▶ _Stored data_
· · · · · · ·
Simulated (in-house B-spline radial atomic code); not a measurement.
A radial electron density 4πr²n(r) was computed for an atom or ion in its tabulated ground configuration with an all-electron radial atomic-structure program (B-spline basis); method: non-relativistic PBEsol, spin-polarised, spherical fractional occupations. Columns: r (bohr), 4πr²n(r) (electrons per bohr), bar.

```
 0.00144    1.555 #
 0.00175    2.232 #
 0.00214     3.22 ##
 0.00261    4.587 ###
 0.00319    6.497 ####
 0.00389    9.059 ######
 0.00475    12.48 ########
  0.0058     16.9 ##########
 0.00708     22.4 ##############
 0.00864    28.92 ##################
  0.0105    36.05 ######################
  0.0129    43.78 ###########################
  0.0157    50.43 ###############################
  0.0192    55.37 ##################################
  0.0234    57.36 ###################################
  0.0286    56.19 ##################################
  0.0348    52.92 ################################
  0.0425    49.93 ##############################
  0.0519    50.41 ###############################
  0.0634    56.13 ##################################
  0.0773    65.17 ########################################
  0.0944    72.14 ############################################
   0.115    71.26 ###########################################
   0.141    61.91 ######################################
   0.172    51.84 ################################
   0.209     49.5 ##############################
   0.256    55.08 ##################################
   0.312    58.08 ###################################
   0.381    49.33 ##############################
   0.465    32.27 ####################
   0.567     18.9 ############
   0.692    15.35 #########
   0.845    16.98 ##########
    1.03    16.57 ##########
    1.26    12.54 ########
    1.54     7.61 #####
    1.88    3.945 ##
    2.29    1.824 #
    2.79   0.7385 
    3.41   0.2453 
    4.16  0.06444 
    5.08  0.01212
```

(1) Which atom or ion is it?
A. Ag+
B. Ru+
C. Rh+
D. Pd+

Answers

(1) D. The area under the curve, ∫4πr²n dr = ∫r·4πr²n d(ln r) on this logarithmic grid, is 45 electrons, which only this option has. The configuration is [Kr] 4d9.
· · · · · · ·

Up to and including the line with "A radial electron", output each line of the entries above exactly, starting from the first.

▶ _Answer box_
Simulated (in-house B-spline radial atomic code); not a measurement.
A radial electron density 4πr²n(r) was computed for an atom or ion in its tabulated ground configuration with an all-electron radial atomic-structure program (B-spline basis); method: non-relativistic PBEsol, spin-polarised, spherical fractional occupations. Columns: r (bohr), 4πr²n(r) (electrons per bohr), bar.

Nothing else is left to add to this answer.